**Assignment**
Transcribe exactly each line of the entries, from the opening line to the line with "(1) -6.9 GPa.", with both of those lines included.

**Records supplied**
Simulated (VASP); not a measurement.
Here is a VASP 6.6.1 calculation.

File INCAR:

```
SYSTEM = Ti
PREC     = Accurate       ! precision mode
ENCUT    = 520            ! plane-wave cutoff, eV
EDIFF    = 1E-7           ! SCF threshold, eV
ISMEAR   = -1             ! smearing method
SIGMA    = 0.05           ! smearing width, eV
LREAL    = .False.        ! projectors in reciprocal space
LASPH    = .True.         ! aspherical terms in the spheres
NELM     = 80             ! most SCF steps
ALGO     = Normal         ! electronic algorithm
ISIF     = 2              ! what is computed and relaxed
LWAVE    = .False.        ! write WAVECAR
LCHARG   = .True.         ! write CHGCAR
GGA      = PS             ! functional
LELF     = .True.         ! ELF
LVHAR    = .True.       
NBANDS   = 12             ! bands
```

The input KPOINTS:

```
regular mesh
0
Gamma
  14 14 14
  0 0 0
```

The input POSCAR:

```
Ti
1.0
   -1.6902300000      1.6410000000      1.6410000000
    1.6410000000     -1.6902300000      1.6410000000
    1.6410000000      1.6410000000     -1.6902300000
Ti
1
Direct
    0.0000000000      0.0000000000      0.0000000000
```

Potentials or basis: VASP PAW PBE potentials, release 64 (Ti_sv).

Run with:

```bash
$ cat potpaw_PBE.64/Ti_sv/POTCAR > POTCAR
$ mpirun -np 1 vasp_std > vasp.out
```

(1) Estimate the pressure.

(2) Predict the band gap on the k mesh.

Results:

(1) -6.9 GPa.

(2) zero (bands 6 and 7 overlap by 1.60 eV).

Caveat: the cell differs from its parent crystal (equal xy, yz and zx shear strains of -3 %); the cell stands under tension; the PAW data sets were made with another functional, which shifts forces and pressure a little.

**Problem solution**
Simulated (VASP); not a measurement.
Here is a VASP 6.6.1 calculation.

File INCAR:

```
SYSTEM = Ti
PREC     = Accurate       ! precision mode
ENCUT    = 520            ! plane-wave cutoff, eV
EDIFF    = 1E-7           ! SCF threshold, eV
ISMEAR   = -1             ! smearing method
SIGMA    = 0.05           ! smearing width, eV
LREAL    = .False.        ! projectors in reciprocal space
LASPH    = .True.         ! aspherical terms in the spheres
NELM     = 80             ! most SCF steps
ALGO     = Normal         ! electronic algorithm
ISIF     = 2              ! what is computed and relaxed
LWAVE    = .False.        ! write WAVECAR
LCHARG   = .True.         ! write CHGCAR
GGA      = PS             ! functional
LELF     = .True.         ! ELF
LVHAR    = .True.       
NBANDS   = 12             ! bands
```

The input KPOINTS:

```
regular mesh
0
Gamma
  14 14 14
  0 0 0
```

The input POSCAR:

```
Ti
1.0
   -1.6902300000      1.6410000000      1.6410000000
    1.6410000000     -1.6902300000      1.6410000000
    1.6410000000      1.6410000000     -1.6902300000
Ti
1
Direct
    0.0000000000      0.0000000000      0.0000000000
```

Potentials or basis: VASP PAW PBE potentials, release 64 (Ti_sv).

Run with:

```bash
$ cat potpaw_PBE.64/Ti_sv/POTCAR > POTCAR
$ mpirun -np 1 vasp_std > vasp.out
```

(1) Estimate the pressure.

(2) Predict the band gap on the k mesh.

Results:

(1) -6.9 GPa.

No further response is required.